- Opening Delimiter -

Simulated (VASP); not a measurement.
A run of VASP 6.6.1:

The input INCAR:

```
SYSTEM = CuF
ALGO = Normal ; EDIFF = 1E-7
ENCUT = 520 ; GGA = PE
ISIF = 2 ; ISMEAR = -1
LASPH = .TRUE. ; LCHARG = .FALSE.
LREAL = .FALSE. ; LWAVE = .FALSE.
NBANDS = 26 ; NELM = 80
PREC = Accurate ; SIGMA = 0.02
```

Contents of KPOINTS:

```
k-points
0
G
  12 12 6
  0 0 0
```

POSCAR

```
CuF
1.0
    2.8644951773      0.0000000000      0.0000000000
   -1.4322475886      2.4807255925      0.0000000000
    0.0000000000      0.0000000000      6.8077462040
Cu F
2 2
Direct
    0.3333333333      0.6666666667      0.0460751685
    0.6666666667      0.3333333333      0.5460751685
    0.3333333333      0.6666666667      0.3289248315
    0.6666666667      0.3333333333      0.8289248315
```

- Closing Delimiter -

#### Assigned task:
Copy the data above. Keep each line exact.

#### Written solution:
Simulated (VASP); not a measurement.
A run of VASP 6.6.1:

The input INCAR:

```
SYSTEM = CuF
ALGO = Normal ; EDIFF = 1E-7
ENCUT = 520 ; GGA = PE
ISIF = 2 ; ISMEAR = -1
LASPH = .TRUE. ; LCHARG = .FALSE.
LREAL = .FALSE. ; LWAVE = .FALSE.
NBANDS = 26 ; NELM = 80
PREC = Accurate ; SIGMA = 0.02
```

Contents of KPOINTS:

```
k-points
0
G
  12 12 6
  0 0 0
```

POSCAR

```
CuF
1.0
    2.8644951773      0.0000000000      0.0000000000
   -1.4322475886      2.4807255925      0.0000000000
    0.0000000000      0.0000000000      6.8077462040
Cu F
2 2
Direct
    0.3333333333      0.6666666667      0.0460751685
    0.6666666667      0.3333333333      0.5460751685
    0.3333333333      0.6666666667      0.3289248315
    0.6666666667      0.3333333333      0.8289248315
```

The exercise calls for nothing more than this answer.